WORK ITEM
Hand back each record exactly as you find it.

*** DATA UNDER STUDY Section Begins ***
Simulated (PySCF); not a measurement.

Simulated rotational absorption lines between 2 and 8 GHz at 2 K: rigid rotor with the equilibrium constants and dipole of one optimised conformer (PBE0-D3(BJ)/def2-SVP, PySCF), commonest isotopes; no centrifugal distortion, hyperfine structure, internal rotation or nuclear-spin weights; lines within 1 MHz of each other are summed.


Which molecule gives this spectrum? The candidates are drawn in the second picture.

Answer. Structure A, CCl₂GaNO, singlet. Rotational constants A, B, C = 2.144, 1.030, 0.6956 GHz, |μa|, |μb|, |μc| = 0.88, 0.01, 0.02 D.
*** DATA UNDER STUDY Section Ends ***

YOUR RESPONSE
Simulated (PySCF); not a measurement.

Simulated rotational absorption lines between 2 and 8 GHz at 2 K: rigid rotor with the equilibrium constants and dipole of one optimised conformer (PBE0-D3(BJ)/def2-SVP, PySCF), commonest isotopes; no centrifugal distortion, hyperfine structure, internal rotation or nuclear-spin weights; lines within 1 MHz of each other are summed.


Which molecule gives this spectrum? The candidates are drawn in the second picture.

Answer. Structure A, CCl₂GaNO, singlet. Rotational constants A, B, C = 2.144, 1.030, 0.6956 GHz, |μa|, |μb|, |μc| = 0.88, 0.01, 0.02 D.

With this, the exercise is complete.